> [EXERCISE] Each line from the beginning of the data below through the line containing "2.5), (90.50, 2.2)" should be repeated exactly, please.

[INFORMATION GIVEN Boundary: Start]

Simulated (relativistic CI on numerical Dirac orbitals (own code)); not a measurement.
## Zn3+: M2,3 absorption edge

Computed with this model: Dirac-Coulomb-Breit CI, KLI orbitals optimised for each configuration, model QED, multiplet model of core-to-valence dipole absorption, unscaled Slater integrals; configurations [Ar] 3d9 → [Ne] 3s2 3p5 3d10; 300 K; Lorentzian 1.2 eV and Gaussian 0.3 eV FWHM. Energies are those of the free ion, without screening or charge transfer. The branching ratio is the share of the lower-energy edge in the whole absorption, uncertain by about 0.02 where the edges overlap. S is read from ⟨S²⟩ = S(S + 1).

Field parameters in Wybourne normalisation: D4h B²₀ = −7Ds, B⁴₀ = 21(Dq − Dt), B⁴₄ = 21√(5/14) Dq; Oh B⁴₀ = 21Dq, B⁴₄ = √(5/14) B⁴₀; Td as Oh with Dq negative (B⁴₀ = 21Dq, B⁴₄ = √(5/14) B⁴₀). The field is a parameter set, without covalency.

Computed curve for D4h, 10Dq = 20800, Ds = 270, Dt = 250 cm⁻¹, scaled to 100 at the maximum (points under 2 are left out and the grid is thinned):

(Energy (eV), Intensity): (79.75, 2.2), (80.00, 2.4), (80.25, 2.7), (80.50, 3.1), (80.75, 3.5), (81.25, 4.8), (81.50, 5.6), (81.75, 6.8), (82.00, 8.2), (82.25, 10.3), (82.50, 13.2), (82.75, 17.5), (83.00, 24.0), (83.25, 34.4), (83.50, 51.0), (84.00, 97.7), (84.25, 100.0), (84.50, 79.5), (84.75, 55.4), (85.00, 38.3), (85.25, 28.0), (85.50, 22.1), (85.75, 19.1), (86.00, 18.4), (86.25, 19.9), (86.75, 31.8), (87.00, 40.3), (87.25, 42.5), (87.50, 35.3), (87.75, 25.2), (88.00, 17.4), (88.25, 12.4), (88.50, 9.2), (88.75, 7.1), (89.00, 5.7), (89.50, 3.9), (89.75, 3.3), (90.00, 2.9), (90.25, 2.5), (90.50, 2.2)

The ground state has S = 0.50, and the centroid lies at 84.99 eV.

[INFORMATION GIVEN Boundary: End]

> [EXERCISE ANSWER]
Simulated (relativistic CI on numerical Dirac orbitals (own code)); not a measurement.
## Zn3+: M2,3 absorption edge

Computed with this model: Dirac-Coulomb-Breit CI, KLI orbitals optimised for each configuration, model QED, multiplet model of core-to-valence dipole absorption, unscaled Slater integrals; configurations [Ar] 3d9 → [Ne] 3s2 3p5 3d10; 300 K; Lorentzian 1.2 eV and Gaussian 0.3 eV FWHM. Energies are those of the free ion, without screening or charge transfer. The branching ratio is the share of the lower-energy edge in the whole absorption, uncertain by about 0.02 where the edges overlap. S is read from ⟨S²⟩ = S(S + 1).

Field parameters in Wybourne normalisation: D4h B²₀ = −7Ds, B⁴₀ = 21(Dq − Dt), B⁴₄ = 21√(5/14) Dq; Oh B⁴₀ = 21Dq, B⁴₄ = √(5/14) B⁴₀; Td as Oh with Dq negative (B⁴₀ = 21Dq, B⁴₄ = √(5/14) B⁴₀). The field is a parameter set, without covalency.

Computed curve for D4h, 10Dq = 20800, Ds = 270, Dt = 250 cm⁻¹, scaled to 100 at the maximum (points under 2 are left out and the grid is thinned):

(Energy (eV), Intensity): (79.75, 2.2), (80.00, 2.4), (80.25, 2.7), (80.50, 3.1), (80.75, 3.5), (81.25, 4.8), (81.50, 5.6), (81.75, 6.8), (82.00, 8.2), (82.25, 10.3), (82.50, 13.2), (82.75, 17.5), (83.00, 24.0), (83.25, 34.4), (83.50, 51.0), (84.00, 97.7), (84.25, 100.0), (84.50, 79.5), (84.75, 55.4), (85.00, 38.3), (85.25, 28.0), (85.50, 22.1), (85.75, 19.1), (86.00, 18.4), (86.25, 19.9), (86.75, 31.8), (87.00, 40.3), (87.25, 42.5), (87.50, 35.3), (87.75, 25.2), (88.00, 17.4), (88.25, 12.4), (88.50, 9.2), (88.75, 7.1), (89.00, 5.7), (89.50, 3.9), (89.75, 3.3), (90.00, 2.9), (90.25, 2.5), (90.50, 2.2)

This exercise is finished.